- Brief
Please copy the lines below exactly, from the first one through the line showing "This step: DFT, PBE".

Study material below:

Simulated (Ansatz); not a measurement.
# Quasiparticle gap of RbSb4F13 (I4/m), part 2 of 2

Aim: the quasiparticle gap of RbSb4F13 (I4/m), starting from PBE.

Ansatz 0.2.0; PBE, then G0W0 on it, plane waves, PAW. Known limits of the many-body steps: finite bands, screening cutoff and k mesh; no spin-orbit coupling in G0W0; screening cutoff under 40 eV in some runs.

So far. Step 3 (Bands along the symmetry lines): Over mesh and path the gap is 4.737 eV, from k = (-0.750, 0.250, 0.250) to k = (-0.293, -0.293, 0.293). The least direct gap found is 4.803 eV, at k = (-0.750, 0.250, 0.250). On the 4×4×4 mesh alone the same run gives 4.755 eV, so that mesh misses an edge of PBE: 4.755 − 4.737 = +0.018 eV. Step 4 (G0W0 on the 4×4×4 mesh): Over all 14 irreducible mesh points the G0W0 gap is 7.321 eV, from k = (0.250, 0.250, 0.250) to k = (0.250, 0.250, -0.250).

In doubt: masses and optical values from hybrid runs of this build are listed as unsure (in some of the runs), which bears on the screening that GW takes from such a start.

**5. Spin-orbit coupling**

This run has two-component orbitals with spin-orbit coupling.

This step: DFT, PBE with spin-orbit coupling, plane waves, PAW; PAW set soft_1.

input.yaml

End of Study material.

- Your response
Simulated (Ansatz); not a measurement.
# Quasiparticle gap of RbSb4F13 (I4/m), part 2 of 2

Aim: the quasiparticle gap of RbSb4F13 (I4/m), starting from PBE.

Ansatz 0.2.0; PBE, then G0W0 on it, plane waves, PAW. Known limits of the many-body steps: finite bands, screening cutoff and k mesh; no spin-orbit coupling in G0W0; screening cutoff under 40 eV in some runs.

So far. Step 3 (Bands along the symmetry lines): Over mesh and path the gap is 4.737 eV, from k = (-0.750, 0.250, 0.250) to k = (-0.293, -0.293, 0.293). The least direct gap found is 4.803 eV, at k = (-0.750, 0.250, 0.250). On the 4×4×4 mesh alone the same run gives 4.755 eV, so that mesh misses an edge of PBE: 4.755 − 4.737 = +0.018 eV. Step 4 (G0W0 on the 4×4×4 mesh): Over all 14 irreducible mesh points the G0W0 gap is 7.321 eV, from k = (0.250, 0.250, 0.250) to k = (0.250, 0.250, -0.250).

In doubt: masses and optical values from hybrid runs of this build are listed as unsure (in some of the runs), which bears on the screening that GW takes from such a start.

**5. Spin-orbit coupling**

This run has two-component orbitals with spin-orbit coupling.

This step: DFT, PBE with spin-orbit coupling, plane waves, PAW; PAW set soft_1.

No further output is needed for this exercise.